▶ ACTIVITY
Every entry has to be restated word for word.

▶ DATA FOR REVIEW
Start of Block

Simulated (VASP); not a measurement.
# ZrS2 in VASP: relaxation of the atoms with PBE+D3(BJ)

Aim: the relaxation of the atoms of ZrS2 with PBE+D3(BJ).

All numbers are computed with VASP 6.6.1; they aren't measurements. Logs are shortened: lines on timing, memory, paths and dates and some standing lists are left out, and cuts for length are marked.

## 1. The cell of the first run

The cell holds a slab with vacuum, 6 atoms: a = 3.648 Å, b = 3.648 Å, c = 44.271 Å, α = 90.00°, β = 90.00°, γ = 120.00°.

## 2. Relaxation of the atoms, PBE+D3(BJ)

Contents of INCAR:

End of Block

▶ TASK RESPONSE
Simulated (VASP); not a measurement.
# ZrS2 in VASP: relaxation of the atoms with PBE+D3(BJ)

Aim: the relaxation of the atoms of ZrS2 with PBE+D3(BJ).

All numbers are computed with VASP 6.6.1; they aren't measurements. Logs are shortened: lines on timing, memory, paths and dates and some standing lists are left out, and cuts for length are marked.

## 1. The cell of the first run

The cell holds a slab with vacuum, 6 atoms: a = 3.648 Å, b = 3.648 Å, c = 44.271 Å, α = 90.00°, β = 90.00°, γ = 120.00°.

## 2. Relaxation of the atoms, PBE+D3(BJ)

Contents of INCAR:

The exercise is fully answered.